------ INFORMATION ------

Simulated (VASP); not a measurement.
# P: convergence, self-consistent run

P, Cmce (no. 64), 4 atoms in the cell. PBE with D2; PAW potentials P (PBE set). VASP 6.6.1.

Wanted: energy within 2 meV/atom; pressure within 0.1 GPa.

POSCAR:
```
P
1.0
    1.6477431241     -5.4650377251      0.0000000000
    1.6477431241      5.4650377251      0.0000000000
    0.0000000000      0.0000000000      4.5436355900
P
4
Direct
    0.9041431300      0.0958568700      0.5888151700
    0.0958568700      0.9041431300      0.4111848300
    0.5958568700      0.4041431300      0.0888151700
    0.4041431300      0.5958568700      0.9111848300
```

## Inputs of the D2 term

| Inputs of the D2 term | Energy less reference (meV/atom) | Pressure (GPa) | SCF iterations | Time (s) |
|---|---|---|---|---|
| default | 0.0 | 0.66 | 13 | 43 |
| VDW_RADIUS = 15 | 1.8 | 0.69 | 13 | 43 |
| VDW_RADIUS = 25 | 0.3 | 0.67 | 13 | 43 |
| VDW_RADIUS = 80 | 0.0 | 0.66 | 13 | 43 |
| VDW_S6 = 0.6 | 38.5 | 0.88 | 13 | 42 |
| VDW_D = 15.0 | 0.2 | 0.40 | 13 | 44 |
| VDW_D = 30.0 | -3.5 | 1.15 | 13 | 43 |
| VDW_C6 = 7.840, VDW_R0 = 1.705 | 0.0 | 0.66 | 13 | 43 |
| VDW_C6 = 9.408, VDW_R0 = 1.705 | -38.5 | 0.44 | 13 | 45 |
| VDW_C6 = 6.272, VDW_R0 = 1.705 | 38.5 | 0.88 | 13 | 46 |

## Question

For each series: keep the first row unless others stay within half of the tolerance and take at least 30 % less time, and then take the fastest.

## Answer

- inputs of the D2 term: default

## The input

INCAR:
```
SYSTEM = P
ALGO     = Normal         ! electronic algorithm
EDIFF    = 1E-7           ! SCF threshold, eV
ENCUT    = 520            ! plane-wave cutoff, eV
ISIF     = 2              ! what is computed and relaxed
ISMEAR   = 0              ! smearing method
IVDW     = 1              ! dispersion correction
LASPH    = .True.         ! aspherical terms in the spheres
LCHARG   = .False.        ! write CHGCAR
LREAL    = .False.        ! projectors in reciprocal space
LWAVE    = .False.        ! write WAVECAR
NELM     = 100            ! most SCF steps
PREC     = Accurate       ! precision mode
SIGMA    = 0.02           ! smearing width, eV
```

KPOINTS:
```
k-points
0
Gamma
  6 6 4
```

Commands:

------

> [TASK ITEM]:
Copy out the lines above word for word, stopping after the line containing "0.44 | 13 | 45 |".

> [ANSWER AREA]:
Simulated (VASP); not a measurement.
# P: convergence, self-consistent run

P, Cmce (no. 64), 4 atoms in the cell. PBE with D2; PAW potentials P (PBE set). VASP 6.6.1.

Wanted: energy within 2 meV/atom; pressure within 0.1 GPa.

POSCAR:
```
P
1.0
    1.6477431241     -5.4650377251      0.0000000000
    1.6477431241      5.4650377251      0.0000000000
    0.0000000000      0.0000000000      4.5436355900
P
4
Direct
    0.9041431300      0.0958568700      0.5888151700
    0.0958568700      0.9041431300      0.4111848300
    0.5958568700      0.4041431300      0.0888151700
    0.4041431300      0.5958568700      0.9111848300
```

## Inputs of the D2 term

| Inputs of the D2 term | Energy less reference (meV/atom) | Pressure (GPa) | SCF iterations | Time (s) |
|---|---|---|---|---|
| default | 0.0 | 0.66 | 13 | 43 |
| VDW_RADIUS = 15 | 1.8 | 0.69 | 13 | 43 |
| VDW_RADIUS = 25 | 0.3 | 0.67 | 13 | 43 |
| VDW_RADIUS = 80 | 0.0 | 0.66 | 13 | 43 |
| VDW_S6 = 0.6 | 38.5 | 0.88 | 13 | 42 |
| VDW_D = 15.0 | 0.2 | 0.40 | 13 | 44 |
| VDW_D = 30.0 | -3.5 | 1.15 | 13 | 43 |
| VDW_C6 = 7.840, VDW_R0 = 1.705 | 0.0 | 0.66 | 13 | 43 |
| VDW_C6 = 9.408, VDW_R0 = 1.705 | -38.5 | 0.44 | 13 | 45 |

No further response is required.